────────────────────────────────────────

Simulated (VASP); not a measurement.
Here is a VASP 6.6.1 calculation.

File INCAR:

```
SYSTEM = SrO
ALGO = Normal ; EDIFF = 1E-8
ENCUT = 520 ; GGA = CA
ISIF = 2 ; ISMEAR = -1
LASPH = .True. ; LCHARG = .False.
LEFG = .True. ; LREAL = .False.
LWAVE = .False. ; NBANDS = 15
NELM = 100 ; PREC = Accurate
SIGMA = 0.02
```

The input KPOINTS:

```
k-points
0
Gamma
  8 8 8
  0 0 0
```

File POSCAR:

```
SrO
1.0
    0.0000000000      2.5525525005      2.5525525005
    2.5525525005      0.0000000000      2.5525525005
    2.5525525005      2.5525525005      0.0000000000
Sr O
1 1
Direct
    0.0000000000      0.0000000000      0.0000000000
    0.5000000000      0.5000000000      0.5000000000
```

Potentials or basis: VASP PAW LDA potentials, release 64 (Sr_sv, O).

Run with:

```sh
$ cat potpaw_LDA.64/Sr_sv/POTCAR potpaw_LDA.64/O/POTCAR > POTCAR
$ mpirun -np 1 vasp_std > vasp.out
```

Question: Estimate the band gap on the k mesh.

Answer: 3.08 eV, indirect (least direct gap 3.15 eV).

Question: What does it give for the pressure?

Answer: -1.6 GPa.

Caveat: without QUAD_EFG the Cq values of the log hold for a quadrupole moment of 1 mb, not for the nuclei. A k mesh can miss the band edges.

────────────────────────────────────────

• Assignment:
When the line with "Question: Estimate the" is reached in the data above, begin copying, and stop after the line with "Answer: -1.6 GPa."; copy each line exactly, both ends included.

• Exercise result:
Question: Estimate the band gap on the k mesh.

Answer: 3.08 eV, indirect (least direct gap 3.15 eV).

Question: What does it give for the pressure?

Answer: -1.6 GPa.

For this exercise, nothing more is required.